ACTION ITEM :: Please copy out the entries until you have copied the line that contains "Oh, 10Dq = 11150", beginning with the first line.

━━━━━━━━━━━━━━━━
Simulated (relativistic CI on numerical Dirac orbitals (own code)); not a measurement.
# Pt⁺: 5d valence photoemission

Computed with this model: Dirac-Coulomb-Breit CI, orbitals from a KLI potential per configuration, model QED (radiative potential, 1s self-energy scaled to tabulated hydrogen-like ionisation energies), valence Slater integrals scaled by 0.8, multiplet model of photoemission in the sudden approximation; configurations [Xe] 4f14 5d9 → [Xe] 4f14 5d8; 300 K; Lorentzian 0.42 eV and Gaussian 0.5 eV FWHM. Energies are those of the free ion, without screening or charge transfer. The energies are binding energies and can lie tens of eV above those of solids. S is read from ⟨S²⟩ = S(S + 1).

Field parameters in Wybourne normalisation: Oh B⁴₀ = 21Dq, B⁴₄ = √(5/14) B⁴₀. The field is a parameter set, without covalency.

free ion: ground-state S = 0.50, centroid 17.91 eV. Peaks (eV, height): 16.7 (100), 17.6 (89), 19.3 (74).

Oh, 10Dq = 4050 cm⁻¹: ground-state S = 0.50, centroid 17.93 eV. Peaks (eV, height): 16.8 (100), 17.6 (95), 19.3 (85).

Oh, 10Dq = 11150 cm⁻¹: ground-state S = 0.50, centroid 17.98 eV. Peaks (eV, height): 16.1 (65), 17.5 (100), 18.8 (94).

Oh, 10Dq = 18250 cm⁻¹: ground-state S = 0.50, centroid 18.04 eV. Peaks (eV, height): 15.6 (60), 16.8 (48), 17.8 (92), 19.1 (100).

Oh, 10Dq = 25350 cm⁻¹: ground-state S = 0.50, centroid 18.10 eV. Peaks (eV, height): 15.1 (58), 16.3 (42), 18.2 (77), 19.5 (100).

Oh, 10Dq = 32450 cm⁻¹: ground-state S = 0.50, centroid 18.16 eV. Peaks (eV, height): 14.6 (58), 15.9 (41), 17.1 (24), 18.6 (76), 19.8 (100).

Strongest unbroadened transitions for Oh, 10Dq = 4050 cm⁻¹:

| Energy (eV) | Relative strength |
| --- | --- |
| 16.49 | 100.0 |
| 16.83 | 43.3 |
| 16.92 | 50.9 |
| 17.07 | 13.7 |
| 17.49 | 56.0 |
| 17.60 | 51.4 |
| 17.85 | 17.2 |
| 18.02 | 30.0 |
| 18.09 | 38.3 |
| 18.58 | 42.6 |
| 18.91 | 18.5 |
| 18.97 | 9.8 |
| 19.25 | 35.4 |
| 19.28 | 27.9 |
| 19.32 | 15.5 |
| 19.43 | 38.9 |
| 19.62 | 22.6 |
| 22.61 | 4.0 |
━━━━━━━━━━━━━━━━

RESPONSE ::
Simulated (relativistic CI on numerical Dirac orbitals (own code)); not a measurement.
# Pt⁺: 5d valence photoemission

Computed with this model: Dirac-Coulomb-Breit CI, orbitals from a KLI potential per configuration, model QED (radiative potential, 1s self-energy scaled to tabulated hydrogen-like ionisation energies), valence Slater integrals scaled by 0.8, multiplet model of photoemission in the sudden approximation; configurations [Xe] 4f14 5d9 → [Xe] 4f14 5d8; 300 K; Lorentzian 0.42 eV and Gaussian 0.5 eV FWHM. Energies are those of the free ion, without screening or charge transfer. The energies are binding energies and can lie tens of eV above those of solids. S is read from ⟨S²⟩ = S(S + 1).

Field parameters in Wybourne normalisation: Oh B⁴₀ = 21Dq, B⁴₄ = √(5/14) B⁴₀. The field is a parameter set, without covalency.

free ion: ground-state S = 0.50, centroid 17.91 eV. Peaks (eV, height): 16.7 (100), 17.6 (89), 19.3 (74).

Oh, 10Dq = 4050 cm⁻¹: ground-state S = 0.50, centroid 17.93 eV. Peaks (eV, height): 16.8 (100), 17.6 (95), 19.3 (85).

Oh, 10Dq = 11150 cm⁻¹: ground-state S = 0.50, centroid 17.98 eV. Peaks (eV, height): 16.1 (65), 17.5 (100), 18.8 (94).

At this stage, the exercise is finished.